▬▬▬▬▬▬▬▬▬▬
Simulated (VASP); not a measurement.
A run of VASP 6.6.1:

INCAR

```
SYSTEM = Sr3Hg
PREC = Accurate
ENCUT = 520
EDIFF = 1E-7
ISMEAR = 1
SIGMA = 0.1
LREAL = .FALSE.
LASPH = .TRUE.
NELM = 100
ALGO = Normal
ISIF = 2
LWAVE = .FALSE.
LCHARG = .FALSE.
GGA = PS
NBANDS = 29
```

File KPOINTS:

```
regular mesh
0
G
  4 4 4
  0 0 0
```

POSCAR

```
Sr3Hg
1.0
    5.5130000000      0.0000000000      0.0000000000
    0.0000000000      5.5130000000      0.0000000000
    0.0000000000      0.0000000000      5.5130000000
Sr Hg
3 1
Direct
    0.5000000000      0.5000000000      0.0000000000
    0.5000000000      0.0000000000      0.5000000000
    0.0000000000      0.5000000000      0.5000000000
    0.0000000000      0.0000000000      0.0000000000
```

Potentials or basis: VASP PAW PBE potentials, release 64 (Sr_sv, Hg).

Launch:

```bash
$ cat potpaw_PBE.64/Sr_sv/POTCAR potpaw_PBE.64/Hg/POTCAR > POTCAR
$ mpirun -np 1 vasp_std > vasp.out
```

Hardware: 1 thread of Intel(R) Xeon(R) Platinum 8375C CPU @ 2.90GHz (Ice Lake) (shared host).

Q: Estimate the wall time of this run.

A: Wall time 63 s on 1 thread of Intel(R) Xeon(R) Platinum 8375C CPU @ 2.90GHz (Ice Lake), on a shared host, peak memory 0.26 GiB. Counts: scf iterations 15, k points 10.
▬▬▬▬▬▬▬▬▬▬

All lines from the first line of the listing above through the line containing "Potentials or basis: VASP" are to be retyped exactly. Leave out any other line.

Simulated (VASP); not a measurement.
A run of VASP 6.6.1:

INCAR

```
SYSTEM = Sr3Hg
PREC = Accurate
ENCUT = 520
EDIFF = 1E-7
ISMEAR = 1
SIGMA = 0.1
LREAL = .FALSE.
LASPH = .TRUE.
NELM = 100
ALGO = Normal
ISIF = 2
LWAVE = .FALSE.
LCHARG = .FALSE.
GGA = PS
NBANDS = 29
```

File KPOINTS:

```
regular mesh
0
G
  4 4 4
  0 0 0
```

POSCAR

```
Sr3Hg
1.0
    5.5130000000      0.0000000000      0.0000000000
    0.0000000000      5.5130000000      0.0000000000
    0.0000000000      0.0000000000      5.5130000000
Sr Hg
3 1
Direct
    0.5000000000      0.5000000000      0.0000000000
    0.5000000000      0.0000000000      0.5000000000
    0.0000000000      0.5000000000      0.5000000000
    0.0000000000      0.0000000000      0.0000000000
```

Potentials or basis: VASP PAW PBE potentials, release 64 (Sr_sv, Hg).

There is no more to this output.